• **Entries supplied**
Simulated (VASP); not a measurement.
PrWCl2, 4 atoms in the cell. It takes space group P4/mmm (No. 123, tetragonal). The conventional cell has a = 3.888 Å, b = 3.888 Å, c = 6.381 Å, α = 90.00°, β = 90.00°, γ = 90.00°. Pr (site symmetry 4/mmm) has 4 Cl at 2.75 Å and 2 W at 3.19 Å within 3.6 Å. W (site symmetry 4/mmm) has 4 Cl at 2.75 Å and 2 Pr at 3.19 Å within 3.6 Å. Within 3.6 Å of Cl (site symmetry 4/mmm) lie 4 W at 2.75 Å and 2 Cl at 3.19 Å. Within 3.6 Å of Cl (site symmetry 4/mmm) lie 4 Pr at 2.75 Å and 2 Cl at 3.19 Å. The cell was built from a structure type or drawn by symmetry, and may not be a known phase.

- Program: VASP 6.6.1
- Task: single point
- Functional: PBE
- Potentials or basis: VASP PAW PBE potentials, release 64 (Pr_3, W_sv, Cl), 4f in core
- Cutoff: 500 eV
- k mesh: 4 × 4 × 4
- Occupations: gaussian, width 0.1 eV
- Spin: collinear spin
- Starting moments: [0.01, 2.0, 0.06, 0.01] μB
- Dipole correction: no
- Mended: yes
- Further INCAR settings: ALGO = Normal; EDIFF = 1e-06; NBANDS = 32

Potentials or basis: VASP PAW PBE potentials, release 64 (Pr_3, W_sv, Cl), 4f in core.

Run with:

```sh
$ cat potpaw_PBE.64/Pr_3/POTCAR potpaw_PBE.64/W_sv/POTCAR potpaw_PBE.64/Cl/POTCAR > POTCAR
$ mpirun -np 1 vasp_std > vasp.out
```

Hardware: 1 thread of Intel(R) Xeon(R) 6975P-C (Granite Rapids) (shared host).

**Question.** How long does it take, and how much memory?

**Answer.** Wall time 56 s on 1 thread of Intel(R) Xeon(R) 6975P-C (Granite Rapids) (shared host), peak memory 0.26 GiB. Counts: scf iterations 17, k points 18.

• **Work request**
Look above for the line with "- Starting moments: [0.01, 2.0, 0.06, 0.01]" and the line with "how much memory?", and reproduce exactly those two lines plus every line between, nothing more.

• **Expected answer**
- Starting moments: [0.01, 2.0, 0.06, 0.01] μB
- Dipole correction: no
- Mended: yes
- Further INCAR settings: ALGO = Normal; EDIFF = 1e-06; NBANDS = 32

Potentials or basis: VASP PAW PBE potentials, release 64 (Pr_3, W_sv, Cl), 4f in core.

Run with:

```sh
$ cat potpaw_PBE.64/Pr_3/POTCAR potpaw_PBE.64/W_sv/POTCAR potpaw_PBE.64/Cl/POTCAR > POTCAR
$ mpirun -np 1 vasp_std > vasp.out
```

Hardware: 1 thread of Intel(R) Xeon(R) 6975P-C (Granite Rapids) (shared host).

**Question.** How long does it take, and how much memory?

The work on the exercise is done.